* EXCERPTED RECORDS *

--- START ---

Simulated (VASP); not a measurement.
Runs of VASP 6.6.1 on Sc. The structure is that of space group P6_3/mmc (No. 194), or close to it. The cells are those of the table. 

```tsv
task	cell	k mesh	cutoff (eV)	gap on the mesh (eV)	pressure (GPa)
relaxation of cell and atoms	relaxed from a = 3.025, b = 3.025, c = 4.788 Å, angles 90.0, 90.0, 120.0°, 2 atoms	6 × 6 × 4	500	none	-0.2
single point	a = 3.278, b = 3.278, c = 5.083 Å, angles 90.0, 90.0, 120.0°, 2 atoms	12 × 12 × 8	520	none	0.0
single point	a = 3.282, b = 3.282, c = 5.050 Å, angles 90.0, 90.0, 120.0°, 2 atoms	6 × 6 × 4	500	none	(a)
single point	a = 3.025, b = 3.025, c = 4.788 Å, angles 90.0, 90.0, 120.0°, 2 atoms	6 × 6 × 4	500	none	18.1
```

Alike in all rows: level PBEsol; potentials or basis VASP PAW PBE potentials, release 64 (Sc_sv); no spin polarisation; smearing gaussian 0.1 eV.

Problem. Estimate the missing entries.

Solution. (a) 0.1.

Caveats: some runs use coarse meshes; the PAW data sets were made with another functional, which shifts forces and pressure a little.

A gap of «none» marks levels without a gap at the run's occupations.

--- END ---

* WORK REQUEST *
Exactly as they stand above, write out the entries.

* TASK ANSWER *
Simulated (VASP); not a measurement.
Runs of VASP 6.6.1 on Sc. The structure is that of space group P6_3/mmc (No. 194), or close to it. The cells are those of the table. 

```tsv
task	cell	k mesh	cutoff (eV)	gap on the mesh (eV)	pressure (GPa)
relaxation of cell and atoms	relaxed from a = 3.025, b = 3.025, c = 4.788 Å, angles 90.0, 90.0, 120.0°, 2 atoms	6 × 6 × 4	500	none	-0.2
single point	a = 3.278, b = 3.278, c = 5.083 Å, angles 90.0, 90.0, 120.0°, 2 atoms	12 × 12 × 8	520	none	0.0
single point	a = 3.282, b = 3.282, c = 5.050 Å, angles 90.0, 90.0, 120.0°, 2 atoms	6 × 6 × 4	500	none	(a)
single point	a = 3.025, b = 3.025, c = 4.788 Å, angles 90.0, 90.0, 120.0°, 2 atoms	6 × 6 × 4	500	none	18.1
```

Alike in all rows: level PBEsol; potentials or basis VASP PAW PBE potentials, release 64 (Sc_sv); no spin polarisation; smearing gaussian 0.1 eV.

Problem. Estimate the missing entries.

Solution. (a) 0.1.

Caveats: some runs use coarse meshes; the PAW data sets were made with another functional, which shifts forces and pressure a little.

A gap of «none» marks levels without a gap at the run's occupations.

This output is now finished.